● **SUPPLIED INFORMATION**:
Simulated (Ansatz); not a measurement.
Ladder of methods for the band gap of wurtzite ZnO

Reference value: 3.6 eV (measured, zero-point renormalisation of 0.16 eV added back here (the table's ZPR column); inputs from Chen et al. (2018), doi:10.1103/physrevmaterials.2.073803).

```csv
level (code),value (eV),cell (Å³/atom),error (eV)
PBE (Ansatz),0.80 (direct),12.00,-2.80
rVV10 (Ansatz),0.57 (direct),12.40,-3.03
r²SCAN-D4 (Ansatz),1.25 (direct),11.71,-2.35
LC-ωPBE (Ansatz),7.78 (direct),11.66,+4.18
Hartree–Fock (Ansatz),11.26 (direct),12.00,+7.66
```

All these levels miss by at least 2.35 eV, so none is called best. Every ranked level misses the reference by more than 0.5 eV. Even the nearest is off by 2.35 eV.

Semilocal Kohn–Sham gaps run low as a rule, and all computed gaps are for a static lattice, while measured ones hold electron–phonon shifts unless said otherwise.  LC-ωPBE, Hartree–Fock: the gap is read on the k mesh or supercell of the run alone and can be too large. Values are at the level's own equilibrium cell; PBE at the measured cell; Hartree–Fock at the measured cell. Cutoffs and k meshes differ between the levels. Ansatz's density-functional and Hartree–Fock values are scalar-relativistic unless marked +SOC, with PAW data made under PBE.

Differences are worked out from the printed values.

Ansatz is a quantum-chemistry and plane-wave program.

● **EXERCISE**:
Reproduce the entries exactly, but only from their first line to the line holding "Differences are worked", with that last line kept.

● **EXPECTED ANSWER**:
Simulated (Ansatz); not a measurement.
Ladder of methods for the band gap of wurtzite ZnO

Reference value: 3.6 eV (measured, zero-point renormalisation of 0.16 eV added back here (the table's ZPR column); inputs from Chen et al. (2018), doi:10.1103/physrevmaterials.2.073803).

```csv
level (code),value (eV),cell (Å³/atom),error (eV)
PBE (Ansatz),0.80 (direct),12.00,-2.80
rVV10 (Ansatz),0.57 (direct),12.40,-3.03
r²SCAN-D4 (Ansatz),1.25 (direct),11.71,-2.35
LC-ωPBE (Ansatz),7.78 (direct),11.66,+4.18
Hartree–Fock (Ansatz),11.26 (direct),12.00,+7.66
```

All these levels miss by at least 2.35 eV, so none is called best. Every ranked level misses the reference by more than 0.5 eV. Even the nearest is off by 2.35 eV.

Semilocal Kohn–Sham gaps run low as a rule, and all computed gaps are for a static lattice, while measured ones hold electron–phonon shifts unless said otherwise.  LC-ωPBE, Hartree–Fock: the gap is read on the k mesh or supercell of the run alone and can be too large. Values are at the level's own equilibrium cell; PBE at the measured cell; Hartree–Fock at the measured cell. Cutoffs and k meshes differ between the levels. Ansatz's density-functional and Hartree–Fock values are scalar-relativistic unless marked +SOC, with PAW data made under PBE.

Differences are worked out from the printed values.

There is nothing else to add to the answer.